━━━━

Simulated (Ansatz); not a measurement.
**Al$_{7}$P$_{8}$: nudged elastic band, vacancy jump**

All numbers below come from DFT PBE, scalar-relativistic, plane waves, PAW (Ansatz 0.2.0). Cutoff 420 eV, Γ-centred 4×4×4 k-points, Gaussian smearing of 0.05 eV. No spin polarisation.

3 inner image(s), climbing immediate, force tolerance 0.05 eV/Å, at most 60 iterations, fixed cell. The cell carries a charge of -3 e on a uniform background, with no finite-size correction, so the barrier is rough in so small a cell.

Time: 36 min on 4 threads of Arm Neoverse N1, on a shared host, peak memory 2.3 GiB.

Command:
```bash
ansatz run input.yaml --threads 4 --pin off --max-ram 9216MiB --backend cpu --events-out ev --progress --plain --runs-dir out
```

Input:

━━━━

- **WORK ITEM**
Your answer must consist only of the lines from the start of the records above through the line with "band, vacancy jump**", each retyped exactly.

- **TASK OUTPUT**
Simulated (Ansatz); not a measurement.
**Al$_{7}$P$_{8}$: nudged elastic band, vacancy jump**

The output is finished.